:: Given information ::
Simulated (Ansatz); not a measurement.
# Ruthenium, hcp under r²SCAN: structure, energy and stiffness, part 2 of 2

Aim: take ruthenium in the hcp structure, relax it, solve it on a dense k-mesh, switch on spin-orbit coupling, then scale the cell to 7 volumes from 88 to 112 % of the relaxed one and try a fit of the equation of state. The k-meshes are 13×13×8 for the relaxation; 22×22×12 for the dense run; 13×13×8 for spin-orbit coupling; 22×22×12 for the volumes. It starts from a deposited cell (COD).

:: Work request ::
Transcribe each record shown above, exactly.

:: Written solution ::
Simulated (Ansatz); not a measurement.
# Ruthenium, hcp under r²SCAN: structure, energy and stiffness, part 2 of 2

Aim: take ruthenium in the hcp structure, relax it, solve it on a dense k-mesh, switch on spin-orbit coupling, then scale the cell to 7 volumes from 88 to 112 % of the relaxed one and try a fit of the equation of state. The k-meshes are 13×13×8 for the relaxation; 22×22×12 for the dense run; 13×13×8 for spin-orbit coupling; 22×22×12 for the volumes. It starts from a deposited cell (COD).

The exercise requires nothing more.